--- Work request ---
Exactly as they appear, set down all the lines of the material.

--- Data listing ---
★ ★ ★

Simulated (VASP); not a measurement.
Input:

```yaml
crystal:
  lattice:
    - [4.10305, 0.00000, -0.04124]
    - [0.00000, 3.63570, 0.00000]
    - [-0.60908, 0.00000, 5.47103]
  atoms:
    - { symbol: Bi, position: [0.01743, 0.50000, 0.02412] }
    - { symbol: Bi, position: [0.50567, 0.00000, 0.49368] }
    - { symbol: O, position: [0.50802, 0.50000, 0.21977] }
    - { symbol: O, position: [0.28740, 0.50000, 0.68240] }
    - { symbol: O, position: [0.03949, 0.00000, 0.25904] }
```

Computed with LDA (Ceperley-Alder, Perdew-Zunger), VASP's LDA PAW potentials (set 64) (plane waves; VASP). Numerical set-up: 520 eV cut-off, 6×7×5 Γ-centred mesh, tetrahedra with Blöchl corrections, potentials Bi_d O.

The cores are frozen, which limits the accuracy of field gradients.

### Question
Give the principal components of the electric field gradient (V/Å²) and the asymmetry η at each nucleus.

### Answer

★ ★ ★

--- Answer section ---
Simulated (VASP); not a measurement.
Input:

```yaml
crystal:
  lattice:
    - [4.10305, 0.00000, -0.04124]
    - [0.00000, 3.63570, 0.00000]
    - [-0.60908, 0.00000, 5.47103]
  atoms:
    - { symbol: Bi, position: [0.01743, 0.50000, 0.02412] }
    - { symbol: Bi, position: [0.50567, 0.00000, 0.49368] }
    - { symbol: O, position: [0.50802, 0.50000, 0.21977] }
    - { symbol: O, position: [0.28740, 0.50000, 0.68240] }
    - { symbol: O, position: [0.03949, 0.00000, 0.25904] }
```

Computed with LDA (Ceperley-Alder, Perdew-Zunger), VASP's LDA PAW potentials (set 64) (plane waves; VASP). Numerical set-up: 520 eV cut-off, 6×7×5 Γ-centred mesh, tetrahedra with Blöchl corrections, potentials Bi_d O.

The cores are frozen, which limits the accuracy of field gradients.

### Question
Give the principal components of the electric field gradient (V/Å²) and the asymmetry η at each nucleus.

### Answer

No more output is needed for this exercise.